| ASSIGNED TASK |
Reproduce, exactly and in full, only the lines below from the one containing "C. V(eg) = 2.65 eV, V(t2g) = -1.23 eV" through the one containing "E. V(eg) = 2.35 eV, V(t2g) = -1.09 eV".

| AVAILABLE DATA |
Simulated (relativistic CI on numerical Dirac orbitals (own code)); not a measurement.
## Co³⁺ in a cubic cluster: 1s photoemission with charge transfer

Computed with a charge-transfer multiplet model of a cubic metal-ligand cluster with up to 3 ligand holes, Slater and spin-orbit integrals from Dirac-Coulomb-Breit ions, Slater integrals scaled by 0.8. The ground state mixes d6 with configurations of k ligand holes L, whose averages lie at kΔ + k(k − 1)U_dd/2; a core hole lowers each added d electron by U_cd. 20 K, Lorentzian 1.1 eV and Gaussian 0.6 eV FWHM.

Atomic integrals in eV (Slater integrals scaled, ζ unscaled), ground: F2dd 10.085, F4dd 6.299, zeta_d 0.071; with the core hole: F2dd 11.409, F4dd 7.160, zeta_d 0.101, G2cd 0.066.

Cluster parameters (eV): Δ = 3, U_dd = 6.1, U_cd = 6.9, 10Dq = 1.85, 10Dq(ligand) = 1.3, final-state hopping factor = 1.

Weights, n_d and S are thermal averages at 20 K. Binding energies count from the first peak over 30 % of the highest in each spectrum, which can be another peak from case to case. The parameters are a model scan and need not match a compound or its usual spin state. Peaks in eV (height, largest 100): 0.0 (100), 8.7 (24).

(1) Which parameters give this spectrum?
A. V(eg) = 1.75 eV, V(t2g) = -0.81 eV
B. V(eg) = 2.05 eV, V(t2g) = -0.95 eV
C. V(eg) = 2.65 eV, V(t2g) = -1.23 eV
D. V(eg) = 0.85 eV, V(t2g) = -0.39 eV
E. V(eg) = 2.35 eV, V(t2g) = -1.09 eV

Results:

| YOUR RESPONSE |
C. V(eg) = 2.65 eV, V(t2g) = -1.23 eV
D. V(eg) = 0.85 eV, V(t2g) = -0.39 eV
E. V(eg) = 2.35 eV, V(t2g) = -1.09 eV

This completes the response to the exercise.